Work task: Transcribe each line of the material with no alterations.

Information supplied:
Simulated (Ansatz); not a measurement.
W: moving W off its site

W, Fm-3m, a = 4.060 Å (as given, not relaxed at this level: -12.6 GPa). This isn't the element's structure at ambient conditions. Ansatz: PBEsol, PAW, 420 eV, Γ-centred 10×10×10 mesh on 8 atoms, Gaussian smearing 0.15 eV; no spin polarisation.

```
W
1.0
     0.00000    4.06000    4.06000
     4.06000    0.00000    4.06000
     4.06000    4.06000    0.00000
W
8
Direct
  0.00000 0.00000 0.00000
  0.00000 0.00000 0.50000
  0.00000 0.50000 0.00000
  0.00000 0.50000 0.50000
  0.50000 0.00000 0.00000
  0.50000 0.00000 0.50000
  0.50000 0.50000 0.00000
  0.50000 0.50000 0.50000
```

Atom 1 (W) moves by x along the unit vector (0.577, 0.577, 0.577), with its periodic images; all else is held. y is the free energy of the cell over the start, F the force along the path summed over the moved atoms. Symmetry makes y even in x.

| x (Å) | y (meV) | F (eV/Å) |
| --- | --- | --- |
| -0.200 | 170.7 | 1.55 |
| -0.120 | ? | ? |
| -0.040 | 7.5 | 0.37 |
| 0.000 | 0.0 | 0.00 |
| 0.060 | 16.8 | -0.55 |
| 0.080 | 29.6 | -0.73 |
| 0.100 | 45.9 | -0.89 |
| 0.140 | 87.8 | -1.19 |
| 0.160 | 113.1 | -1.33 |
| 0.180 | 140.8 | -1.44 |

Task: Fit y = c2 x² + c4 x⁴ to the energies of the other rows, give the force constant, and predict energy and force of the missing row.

Exercise answer:
Simulated (Ansatz); not a measurement.
W: moving W off its site

W, Fm-3m, a = 4.060 Å (as given, not relaxed at this level: -12.6 GPa). This isn't the element's structure at ambient conditions. Ansatz: PBEsol, PAW, 420 eV, Γ-centred 10×10×10 mesh on 8 atoms, Gaussian smearing 0.15 eV; no spin polarisation.

```
W
1.0
     0.00000    4.06000    4.06000
     4.06000    0.00000    4.06000
     4.06000    4.06000    0.00000
W
8
Direct
  0.00000 0.00000 0.00000
  0.00000 0.00000 0.50000
  0.00000 0.50000 0.00000
  0.00000 0.50000 0.50000
  0.50000 0.00000 0.00000
  0.50000 0.00000 0.50000
  0.50000 0.50000 0.00000
  0.50000 0.50000 0.50000
```

Atom 1 (W) moves by x along the unit vector (0.577, 0.577, 0.577), with its periodic images; all else is held. y is the free energy of the cell over the start, F the force along the path summed over the moved atoms. Symmetry makes y even in x.

| x (Å) | y (meV) | F (eV/Å) |
| --- | --- | --- |
| -0.200 | 170.7 | 1.55 |
| -0.120 | ? | ? |
| -0.040 | 7.5 | 0.37 |
| 0.000 | 0.0 | 0.00 |
| 0.060 | 16.8 | -0.55 |
| 0.080 | 29.6 | -0.73 |
| 0.100 | 45.9 | -0.89 |
| 0.140 | 87.8 | -1.19 |
| 0.160 | 113.1 | -1.33 |
| 0.180 | 140.8 | -1.44 |

Task: Fit y = c2 x² + c4 x⁴ to the energies of the other rows, give the force constant, and predict energy and force of the missing row.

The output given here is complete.